# WORK ITEM
Write out exactly the lines from the first line of the records below through the line that contains "Q: Which values does VASP return?", and stop there.

════════════════════

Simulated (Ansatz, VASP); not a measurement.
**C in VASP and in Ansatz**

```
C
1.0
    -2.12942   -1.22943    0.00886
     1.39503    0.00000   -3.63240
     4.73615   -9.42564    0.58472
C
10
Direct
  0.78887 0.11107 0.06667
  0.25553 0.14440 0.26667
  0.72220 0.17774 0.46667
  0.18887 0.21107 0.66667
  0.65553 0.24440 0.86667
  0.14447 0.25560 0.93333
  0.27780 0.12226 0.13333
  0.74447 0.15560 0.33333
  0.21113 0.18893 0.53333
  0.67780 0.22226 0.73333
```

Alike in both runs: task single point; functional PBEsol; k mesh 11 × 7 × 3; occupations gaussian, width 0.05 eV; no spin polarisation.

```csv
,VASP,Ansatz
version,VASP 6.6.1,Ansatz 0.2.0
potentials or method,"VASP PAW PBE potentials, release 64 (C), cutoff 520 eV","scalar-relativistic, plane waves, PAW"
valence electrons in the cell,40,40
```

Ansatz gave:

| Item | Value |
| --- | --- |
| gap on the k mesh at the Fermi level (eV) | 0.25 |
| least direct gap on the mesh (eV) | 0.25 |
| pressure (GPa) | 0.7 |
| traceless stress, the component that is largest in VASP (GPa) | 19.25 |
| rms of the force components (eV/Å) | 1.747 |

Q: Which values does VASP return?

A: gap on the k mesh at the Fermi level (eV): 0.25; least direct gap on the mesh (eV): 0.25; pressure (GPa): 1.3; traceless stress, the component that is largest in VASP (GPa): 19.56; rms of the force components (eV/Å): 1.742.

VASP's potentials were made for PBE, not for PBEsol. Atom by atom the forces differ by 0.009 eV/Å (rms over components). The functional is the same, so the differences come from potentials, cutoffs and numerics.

════════════════════

# EXERCISE OUTPUT
Simulated (Ansatz, VASP); not a measurement.
**C in VASP and in Ansatz**

```
C
1.0
    -2.12942   -1.22943    0.00886
     1.39503    0.00000   -3.63240
     4.73615   -9.42564    0.58472
C
10
Direct
  0.78887 0.11107 0.06667
  0.25553 0.14440 0.26667
  0.72220 0.17774 0.46667
  0.18887 0.21107 0.66667
  0.65553 0.24440 0.86667
  0.14447 0.25560 0.93333
  0.27780 0.12226 0.13333
  0.74447 0.15560 0.33333
  0.21113 0.18893 0.53333
  0.67780 0.22226 0.73333
```

Alike in both runs: task single point; functional PBEsol; k mesh 11 × 7 × 3; occupations gaussian, width 0.05 eV; no spin polarisation.

```csv
,VASP,Ansatz
version,VASP 6.6.1,Ansatz 0.2.0
potentials or method,"VASP PAW PBE potentials, release 64 (C), cutoff 520 eV","scalar-relativistic, plane waves, PAW"
valence electrons in the cell,40,40
```

Ansatz gave:

| Item | Value |
| --- | --- |
| gap on the k mesh at the Fermi level (eV) | 0.25 |
| least direct gap on the mesh (eV) | 0.25 |
| pressure (GPa) | 0.7 |
| traceless stress, the component that is largest in VASP (GPa) | 19.25 |
| rms of the force components (eV/Å) | 1.747 |

Q: Which values does VASP return?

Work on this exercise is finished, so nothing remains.